* Work task
Line by line, return the data exactly as shown.

* Listed records
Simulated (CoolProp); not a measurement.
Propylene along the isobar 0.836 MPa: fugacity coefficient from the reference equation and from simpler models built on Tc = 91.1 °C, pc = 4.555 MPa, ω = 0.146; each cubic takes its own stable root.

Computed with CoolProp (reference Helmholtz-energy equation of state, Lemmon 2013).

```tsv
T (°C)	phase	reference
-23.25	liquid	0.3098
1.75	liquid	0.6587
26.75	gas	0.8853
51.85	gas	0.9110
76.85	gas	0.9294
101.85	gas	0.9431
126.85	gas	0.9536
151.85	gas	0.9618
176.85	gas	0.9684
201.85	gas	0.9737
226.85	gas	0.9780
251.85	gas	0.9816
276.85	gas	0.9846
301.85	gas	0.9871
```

* Task solution
Simulated (CoolProp); not a measurement.
Propylene along the isobar 0.836 MPa: fugacity coefficient from the reference equation and from simpler models built on Tc = 91.1 °C, pc = 4.555 MPa, ω = 0.146; each cubic takes its own stable root.

Computed with CoolProp (reference Helmholtz-energy equation of state, Lemmon 2013).

```tsv
T (°C)	phase	reference
-23.25	liquid	0.3098
1.75	liquid	0.6587
26.75	gas	0.8853
51.85	gas	0.9110
76.85	gas	0.9294
101.85	gas	0.9431
126.85	gas	0.9536
151.85	gas	0.9618
176.85	gas	0.9684
201.85	gas	0.9737
226.85	gas	0.9780
251.85	gas	0.9816
276.85	gas	0.9846
301.85	gas	0.9871
```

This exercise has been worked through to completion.